ENTRIES SUPPLIED START
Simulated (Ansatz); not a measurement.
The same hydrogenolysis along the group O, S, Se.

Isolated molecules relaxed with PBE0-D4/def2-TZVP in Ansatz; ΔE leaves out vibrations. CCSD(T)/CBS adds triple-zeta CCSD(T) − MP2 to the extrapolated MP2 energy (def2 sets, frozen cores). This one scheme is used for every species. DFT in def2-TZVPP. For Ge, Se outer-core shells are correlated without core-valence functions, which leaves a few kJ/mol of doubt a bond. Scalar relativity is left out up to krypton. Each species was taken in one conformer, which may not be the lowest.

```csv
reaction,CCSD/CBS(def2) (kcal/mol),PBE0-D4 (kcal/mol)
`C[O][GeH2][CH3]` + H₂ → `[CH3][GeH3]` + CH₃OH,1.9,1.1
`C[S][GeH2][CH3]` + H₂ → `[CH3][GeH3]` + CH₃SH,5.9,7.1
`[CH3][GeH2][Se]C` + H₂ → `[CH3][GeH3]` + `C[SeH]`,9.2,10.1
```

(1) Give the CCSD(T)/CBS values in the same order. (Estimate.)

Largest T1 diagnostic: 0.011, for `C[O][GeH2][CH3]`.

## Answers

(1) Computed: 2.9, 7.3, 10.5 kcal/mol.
ENTRIES SUPPLIED END

ASSIGNED TASK. Please copy exactly the lines from the first line of the records above through the line containing "(1) Give the", including both, and nothing more.

EXPECTED ANSWER.
Simulated (Ansatz); not a measurement.
The same hydrogenolysis along the group O, S, Se.

Isolated molecules relaxed with PBE0-D4/def2-TZVP in Ansatz; ΔE leaves out vibrations. CCSD(T)/CBS adds triple-zeta CCSD(T) − MP2 to the extrapolated MP2 energy (def2 sets, frozen cores). This one scheme is used for every species. DFT in def2-TZVPP. For Ge, Se outer-core shells are correlated without core-valence functions, which leaves a few kJ/mol of doubt a bond. Scalar relativity is left out up to krypton. Each species was taken in one conformer, which may not be the lowest.

```csv
reaction,CCSD/CBS(def2) (kcal/mol),PBE0-D4 (kcal/mol)
`C[O][GeH2][CH3]` + H₂ → `[CH3][GeH3]` + CH₃OH,1.9,1.1
`C[S][GeH2][CH3]` + H₂ → `[CH3][GeH3]` + CH₃SH,5.9,7.1
`[CH3][GeH2][Se]C` + H₂ → `[CH3][GeH3]` + `C[SeH]`,9.2,10.1
```

(1) Give the CCSD(T)/CBS values in the same order. (Estimate.)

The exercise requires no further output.